• [Work instruction]: Return the run of lines below that opens with the line containing "3.0 | 3.0 | 0.8 |" and closes with the line containing "The structure used: k", keeping each one exact.

• [Material shown]:
● ● ● ●
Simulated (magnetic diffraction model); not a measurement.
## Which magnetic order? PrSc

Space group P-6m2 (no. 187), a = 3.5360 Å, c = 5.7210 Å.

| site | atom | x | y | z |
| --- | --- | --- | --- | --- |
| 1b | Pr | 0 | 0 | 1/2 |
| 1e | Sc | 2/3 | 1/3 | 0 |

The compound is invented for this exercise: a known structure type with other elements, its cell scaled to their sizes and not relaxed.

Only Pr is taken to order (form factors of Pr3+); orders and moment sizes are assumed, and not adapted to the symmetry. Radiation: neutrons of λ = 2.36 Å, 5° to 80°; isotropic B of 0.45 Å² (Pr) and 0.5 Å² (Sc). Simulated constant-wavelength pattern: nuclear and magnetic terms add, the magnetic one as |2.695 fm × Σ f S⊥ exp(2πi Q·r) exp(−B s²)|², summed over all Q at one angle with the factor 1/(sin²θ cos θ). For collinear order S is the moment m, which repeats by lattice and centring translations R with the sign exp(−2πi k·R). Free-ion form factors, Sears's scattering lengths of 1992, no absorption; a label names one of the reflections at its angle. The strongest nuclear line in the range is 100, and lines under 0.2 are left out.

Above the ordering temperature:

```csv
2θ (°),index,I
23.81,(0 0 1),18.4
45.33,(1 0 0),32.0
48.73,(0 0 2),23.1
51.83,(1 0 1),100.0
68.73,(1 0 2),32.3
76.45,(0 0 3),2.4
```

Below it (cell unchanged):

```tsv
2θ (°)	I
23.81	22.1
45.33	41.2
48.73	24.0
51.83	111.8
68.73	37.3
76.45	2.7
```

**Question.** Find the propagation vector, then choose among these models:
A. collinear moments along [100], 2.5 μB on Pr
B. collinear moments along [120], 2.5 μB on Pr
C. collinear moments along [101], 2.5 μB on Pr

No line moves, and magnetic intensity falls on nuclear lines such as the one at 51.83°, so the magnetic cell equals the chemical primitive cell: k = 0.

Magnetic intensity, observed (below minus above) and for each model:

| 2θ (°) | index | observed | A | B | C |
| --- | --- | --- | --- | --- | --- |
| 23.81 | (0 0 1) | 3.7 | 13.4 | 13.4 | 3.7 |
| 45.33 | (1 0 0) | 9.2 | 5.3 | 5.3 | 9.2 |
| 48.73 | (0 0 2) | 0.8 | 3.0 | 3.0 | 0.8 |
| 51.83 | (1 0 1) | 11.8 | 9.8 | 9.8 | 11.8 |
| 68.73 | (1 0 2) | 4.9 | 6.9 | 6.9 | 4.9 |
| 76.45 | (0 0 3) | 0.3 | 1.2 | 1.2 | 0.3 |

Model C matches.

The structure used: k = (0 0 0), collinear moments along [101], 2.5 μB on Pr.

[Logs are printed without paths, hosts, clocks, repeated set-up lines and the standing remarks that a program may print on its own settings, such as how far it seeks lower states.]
● ● ● ●

• [Response box]:
| 48.73 | (0 0 2) | 0.8 | 3.0 | 3.0 | 0.8 |
| 51.83 | (1 0 1) | 11.8 | 9.8 | 9.8 | 11.8 |
| 68.73 | (1 0 2) | 4.9 | 6.9 | 6.9 | 4.9 |
| 76.45 | (0 0 3) | 0.3 | 1.2 | 1.2 | 0.3 |

Model C matches.

The structure used: k = (0 0 0), collinear moments along [101], 2.5 μB on Pr.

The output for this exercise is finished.